_WORK ITEM_
Every entry must be printed again exactly, with nothing left out.

_DATA EXCERPTS_
──────────

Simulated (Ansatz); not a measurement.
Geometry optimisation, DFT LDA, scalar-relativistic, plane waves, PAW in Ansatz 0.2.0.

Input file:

──────────

_EXERCISE RESULT_
Simulated (Ansatz); not a measurement.
Geometry optimisation, DFT LDA, scalar-relativistic, plane waves, PAW in Ansatz 0.2.0.

Input file:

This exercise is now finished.